Brief:
Please retype the records below exactly, from the first line down to and including the line with "- 99.05 °C and".

Information provided:
########################################
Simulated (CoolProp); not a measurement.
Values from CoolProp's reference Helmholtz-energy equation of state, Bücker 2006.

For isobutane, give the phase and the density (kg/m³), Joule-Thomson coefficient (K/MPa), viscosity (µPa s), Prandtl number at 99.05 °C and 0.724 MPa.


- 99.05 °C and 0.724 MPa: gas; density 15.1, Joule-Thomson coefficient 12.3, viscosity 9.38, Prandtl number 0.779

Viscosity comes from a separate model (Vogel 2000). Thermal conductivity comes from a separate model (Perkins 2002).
########################################

Your solution:
Simulated (CoolProp); not a measurement.
Values from CoolProp's reference Helmholtz-energy equation of state, Bücker 2006.

For isobutane, give the phase and the density (kg/m³), Joule-Thomson coefficient (K/MPa), viscosity (µPa s), Prandtl number at 99.05 °C and 0.724 MPa.


- 99.05 °C and 0.724 MPa: gas; density 15.1, Joule-Thomson coefficient 12.3, viscosity 9.38, Prandtl number 0.779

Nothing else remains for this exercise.